## [ACTION ITEM]
From the entries below, transcribe exactly the lines between the line holding "4d up: -91.1046" and the line holding "Which element is", inclusive; skip all other lines.

## [EXCERPTED DATA]
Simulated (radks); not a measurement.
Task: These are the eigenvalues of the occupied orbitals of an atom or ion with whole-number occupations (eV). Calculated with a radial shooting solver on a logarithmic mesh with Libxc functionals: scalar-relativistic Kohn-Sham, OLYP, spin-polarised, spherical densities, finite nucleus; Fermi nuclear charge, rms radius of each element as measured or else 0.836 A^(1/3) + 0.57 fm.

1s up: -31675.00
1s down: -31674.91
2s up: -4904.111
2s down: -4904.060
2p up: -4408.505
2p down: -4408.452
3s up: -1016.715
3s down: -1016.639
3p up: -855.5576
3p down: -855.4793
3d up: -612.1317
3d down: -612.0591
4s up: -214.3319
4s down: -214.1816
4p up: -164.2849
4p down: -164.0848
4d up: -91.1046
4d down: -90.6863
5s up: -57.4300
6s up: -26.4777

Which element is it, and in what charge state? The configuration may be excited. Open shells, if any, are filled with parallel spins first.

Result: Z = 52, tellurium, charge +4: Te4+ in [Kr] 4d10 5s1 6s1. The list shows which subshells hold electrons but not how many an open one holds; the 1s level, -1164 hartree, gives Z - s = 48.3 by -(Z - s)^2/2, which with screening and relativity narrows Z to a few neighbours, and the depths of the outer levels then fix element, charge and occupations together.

## [RESULT]
4d up: -91.1046
4d down: -90.6863
5s up: -57.4300
6s up: -26.4777

Which element is it, and in what charge state? The configuration may be excited. Open shells, if any, are filled with parallel spins first.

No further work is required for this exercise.